Required action ▸ Beneath this instruction is a block of data; output from it exactly the lines that run from the one containing "Which electronic solver shows in the log?" through the one containing "It is blocked", inclusive.

Start of Block

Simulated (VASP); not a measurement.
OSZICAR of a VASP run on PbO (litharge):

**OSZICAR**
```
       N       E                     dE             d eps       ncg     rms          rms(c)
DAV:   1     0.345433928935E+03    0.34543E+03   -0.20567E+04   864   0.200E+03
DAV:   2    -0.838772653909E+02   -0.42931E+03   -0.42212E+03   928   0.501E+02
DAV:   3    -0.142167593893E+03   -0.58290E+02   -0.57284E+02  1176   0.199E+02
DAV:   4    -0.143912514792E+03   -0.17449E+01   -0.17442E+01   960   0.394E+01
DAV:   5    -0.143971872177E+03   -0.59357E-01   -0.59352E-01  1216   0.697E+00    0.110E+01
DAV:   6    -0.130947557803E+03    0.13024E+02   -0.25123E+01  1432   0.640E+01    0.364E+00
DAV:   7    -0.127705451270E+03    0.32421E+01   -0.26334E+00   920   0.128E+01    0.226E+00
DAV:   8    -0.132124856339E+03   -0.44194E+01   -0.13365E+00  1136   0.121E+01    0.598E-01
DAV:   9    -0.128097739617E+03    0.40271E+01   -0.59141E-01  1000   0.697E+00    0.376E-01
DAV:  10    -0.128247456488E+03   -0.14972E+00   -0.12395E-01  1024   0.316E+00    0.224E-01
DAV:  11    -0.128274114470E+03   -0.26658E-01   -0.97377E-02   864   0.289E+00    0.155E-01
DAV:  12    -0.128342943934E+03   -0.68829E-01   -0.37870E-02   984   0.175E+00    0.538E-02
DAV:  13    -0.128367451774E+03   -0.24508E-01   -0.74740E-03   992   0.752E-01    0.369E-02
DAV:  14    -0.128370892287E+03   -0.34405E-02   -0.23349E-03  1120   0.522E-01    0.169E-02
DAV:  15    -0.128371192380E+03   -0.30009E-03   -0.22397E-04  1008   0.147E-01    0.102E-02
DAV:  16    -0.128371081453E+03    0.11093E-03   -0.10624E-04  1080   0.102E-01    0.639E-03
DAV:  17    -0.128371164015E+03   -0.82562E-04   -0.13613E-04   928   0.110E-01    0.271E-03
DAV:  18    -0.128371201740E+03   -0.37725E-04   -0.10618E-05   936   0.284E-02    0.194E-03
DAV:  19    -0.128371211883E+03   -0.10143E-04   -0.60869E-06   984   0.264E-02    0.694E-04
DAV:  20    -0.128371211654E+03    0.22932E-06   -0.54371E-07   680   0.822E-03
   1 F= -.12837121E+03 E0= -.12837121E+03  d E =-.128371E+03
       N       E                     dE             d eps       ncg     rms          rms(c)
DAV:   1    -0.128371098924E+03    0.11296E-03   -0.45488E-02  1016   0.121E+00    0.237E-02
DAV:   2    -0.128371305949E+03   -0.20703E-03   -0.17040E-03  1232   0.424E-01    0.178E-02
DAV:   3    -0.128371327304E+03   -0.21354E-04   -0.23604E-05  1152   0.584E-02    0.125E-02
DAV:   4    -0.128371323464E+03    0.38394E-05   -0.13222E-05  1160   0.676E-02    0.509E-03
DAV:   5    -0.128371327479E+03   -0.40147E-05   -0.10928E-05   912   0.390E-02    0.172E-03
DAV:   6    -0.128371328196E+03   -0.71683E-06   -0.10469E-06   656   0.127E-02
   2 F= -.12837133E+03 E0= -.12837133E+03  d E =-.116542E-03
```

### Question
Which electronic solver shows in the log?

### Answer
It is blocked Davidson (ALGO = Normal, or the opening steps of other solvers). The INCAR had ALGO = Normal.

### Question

End of Block

Exercise solution ▸
Which electronic solver shows in the log?

### Answer
It is blocked Davidson (ALGO = Normal, or the opening steps of other solvers). The INCAR had ALGO = Normal.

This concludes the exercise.